# Requirement
Every single entry must be reproduced precisely.

# Entries shown
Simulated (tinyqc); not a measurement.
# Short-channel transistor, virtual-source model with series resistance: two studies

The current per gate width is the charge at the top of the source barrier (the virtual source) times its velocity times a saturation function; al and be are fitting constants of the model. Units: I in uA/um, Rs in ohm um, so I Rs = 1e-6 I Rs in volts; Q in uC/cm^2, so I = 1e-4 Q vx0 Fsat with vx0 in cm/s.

# Task solution
Simulated (tinyqc); not a measurement.
# Short-channel transistor, virtual-source model with series resistance: two studies

The current per gate width is the charge at the top of the source barrier (the virtual source) times its velocity times a saturation function; al and be are fitting constants of the model. Units: I in uA/um, Rs in ohm um, so I Rs = 1e-6 I Rs in volts; Q in uC/cm^2, so I = 1e-4 Q vx0 Fsat with vx0 in cm/s.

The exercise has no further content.